- _EXERCISE_: From the first line of the data below, repeat each line exactly until you reach the line with "MP2, CCSD, CCSD(T)."; include that line too.

____________

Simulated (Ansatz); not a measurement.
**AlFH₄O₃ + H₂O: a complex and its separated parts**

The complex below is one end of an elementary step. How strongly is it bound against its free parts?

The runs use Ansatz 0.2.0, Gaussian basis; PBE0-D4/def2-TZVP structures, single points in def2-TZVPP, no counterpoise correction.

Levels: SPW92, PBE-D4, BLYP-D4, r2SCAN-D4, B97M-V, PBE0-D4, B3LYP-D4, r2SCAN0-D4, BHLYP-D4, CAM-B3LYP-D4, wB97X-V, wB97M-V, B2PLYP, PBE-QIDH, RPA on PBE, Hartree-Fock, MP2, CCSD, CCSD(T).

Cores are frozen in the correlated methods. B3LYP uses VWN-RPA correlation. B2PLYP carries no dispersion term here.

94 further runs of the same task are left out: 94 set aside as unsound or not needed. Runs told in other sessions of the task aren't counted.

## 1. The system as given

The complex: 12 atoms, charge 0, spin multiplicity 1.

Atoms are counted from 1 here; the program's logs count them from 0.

____________

- _WRITTEN REPLY_:
Simulated (Ansatz); not a measurement.
**AlFH₄O₃ + H₂O: a complex and its separated parts**

The complex below is one end of an elementary step. How strongly is it bound against its free parts?

The runs use Ansatz 0.2.0, Gaussian basis; PBE0-D4/def2-TZVP structures, single points in def2-TZVPP, no counterpoise correction.

Levels: SPW92, PBE-D4, BLYP-D4, r2SCAN-D4, B97M-V, PBE0-D4, B3LYP-D4, r2SCAN0-D4, BHLYP-D4, CAM-B3LYP-D4, wB97X-V, wB97M-V, B2PLYP, PBE-QIDH, RPA on PBE, Hartree-Fock, MP2, CCSD, CCSD(T).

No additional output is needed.